#### DATA SHOWN:
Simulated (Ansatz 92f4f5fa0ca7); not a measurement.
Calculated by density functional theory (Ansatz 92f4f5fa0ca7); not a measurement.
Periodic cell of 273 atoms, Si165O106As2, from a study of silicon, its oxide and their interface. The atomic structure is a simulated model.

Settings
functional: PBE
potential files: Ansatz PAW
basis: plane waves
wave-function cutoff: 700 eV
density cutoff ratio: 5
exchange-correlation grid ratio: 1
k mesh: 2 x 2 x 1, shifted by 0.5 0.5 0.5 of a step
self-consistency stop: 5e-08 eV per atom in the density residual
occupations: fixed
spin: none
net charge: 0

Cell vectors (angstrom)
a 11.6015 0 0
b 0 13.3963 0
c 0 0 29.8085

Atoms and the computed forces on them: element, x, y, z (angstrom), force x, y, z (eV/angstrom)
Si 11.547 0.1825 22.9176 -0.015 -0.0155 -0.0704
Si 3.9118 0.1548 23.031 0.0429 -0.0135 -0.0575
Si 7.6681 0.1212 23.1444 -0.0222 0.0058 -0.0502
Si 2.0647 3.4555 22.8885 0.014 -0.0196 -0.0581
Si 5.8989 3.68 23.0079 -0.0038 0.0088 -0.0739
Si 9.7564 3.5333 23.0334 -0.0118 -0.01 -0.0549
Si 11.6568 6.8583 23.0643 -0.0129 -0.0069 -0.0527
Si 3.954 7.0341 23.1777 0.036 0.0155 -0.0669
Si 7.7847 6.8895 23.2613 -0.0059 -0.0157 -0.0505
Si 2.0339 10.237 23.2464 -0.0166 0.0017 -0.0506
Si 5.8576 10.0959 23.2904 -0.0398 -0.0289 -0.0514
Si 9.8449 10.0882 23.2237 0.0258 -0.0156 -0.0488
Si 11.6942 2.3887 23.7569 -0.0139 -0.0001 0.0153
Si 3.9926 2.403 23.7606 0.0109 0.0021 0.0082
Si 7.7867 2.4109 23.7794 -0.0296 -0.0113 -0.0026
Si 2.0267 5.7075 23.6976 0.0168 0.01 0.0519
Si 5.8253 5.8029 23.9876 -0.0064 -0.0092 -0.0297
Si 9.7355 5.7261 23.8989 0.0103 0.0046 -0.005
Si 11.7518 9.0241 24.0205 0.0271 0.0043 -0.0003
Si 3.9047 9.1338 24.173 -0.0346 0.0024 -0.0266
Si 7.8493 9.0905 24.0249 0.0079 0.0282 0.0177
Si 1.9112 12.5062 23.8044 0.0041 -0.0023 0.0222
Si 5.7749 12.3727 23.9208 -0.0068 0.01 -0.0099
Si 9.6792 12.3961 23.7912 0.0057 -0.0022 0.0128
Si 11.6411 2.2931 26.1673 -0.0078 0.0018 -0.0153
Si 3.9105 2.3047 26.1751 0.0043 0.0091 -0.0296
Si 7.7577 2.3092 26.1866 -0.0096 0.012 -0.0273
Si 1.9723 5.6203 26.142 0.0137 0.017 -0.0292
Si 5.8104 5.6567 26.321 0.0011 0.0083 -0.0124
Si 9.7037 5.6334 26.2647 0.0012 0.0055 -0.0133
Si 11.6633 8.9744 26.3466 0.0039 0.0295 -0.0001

#### WORK INSTRUCTION:
Return only the lines spanning from the first line of the material through the line with "Si 7.8493 9.0905 24.0249 0.0079 0.0282 0.0177", copied exactly, both ends kept.

#### EXERCISE ANSWER:
Simulated (Ansatz 92f4f5fa0ca7); not a measurement.
Calculated by density functional theory (Ansatz 92f4f5fa0ca7); not a measurement.
Periodic cell of 273 atoms, Si165O106As2, from a study of silicon, its oxide and their interface. The atomic structure is a simulated model.

Settings
functional: PBE
potential files: Ansatz PAW
basis: plane waves
wave-function cutoff: 700 eV
density cutoff ratio: 5
exchange-correlation grid ratio: 1
k mesh: 2 x 2 x 1, shifted by 0.5 0.5 0.5 of a step
self-consistency stop: 5e-08 eV per atom in the density residual
occupations: fixed
spin: none
net charge: 0

Cell vectors (angstrom)
a 11.6015 0 0
b 0 13.3963 0
c 0 0 29.8085

Atoms and the computed forces on them: element, x, y, z (angstrom), force x, y, z (eV/angstrom)
Si 11.547 0.1825 22.9176 -0.015 -0.0155 -0.0704
Si 3.9118 0.1548 23.031 0.0429 -0.0135 -0.0575
Si 7.6681 0.1212 23.1444 -0.0222 0.0058 -0.0502
Si 2.0647 3.4555 22.8885 0.014 -0.0196 -0.0581
Si 5.8989 3.68 23.0079 -0.0038 0.0088 -0.0739
Si 9.7564 3.5333 23.0334 -0.0118 -0.01 -0.0549
Si 11.6568 6.8583 23.0643 -0.0129 -0.0069 -0.0527
Si 3.954 7.0341 23.1777 0.036 0.0155 -0.0669
Si 7.7847 6.8895 23.2613 -0.0059 -0.0157 -0.0505
Si 2.0339 10.237 23.2464 -0.0166 0.0017 -0.0506
Si 5.8576 10.0959 23.2904 -0.0398 -0.0289 -0.0514
Si 9.8449 10.0882 23.2237 0.0258 -0.0156 -0.0488
Si 11.6942 2.3887 23.7569 -0.0139 -0.0001 0.0153
Si 3.9926 2.403 23.7606 0.0109 0.0021 0.0082
Si 7.7867 2.4109 23.7794 -0.0296 -0.0113 -0.0026
Si 2.0267 5.7075 23.6976 0.0168 0.01 0.0519
Si 5.8253 5.8029 23.9876 -0.0064 -0.0092 -0.0297
Si 9.7355 5.7261 23.8989 0.0103 0.0046 -0.005
Si 11.7518 9.0241 24.0205 0.0271 0.0043 -0.0003
Si 3.9047 9.1338 24.173 -0.0346 0.0024 -0.0266
Si 7.8493 9.0905 24.0249 0.0079 0.0282 0.0177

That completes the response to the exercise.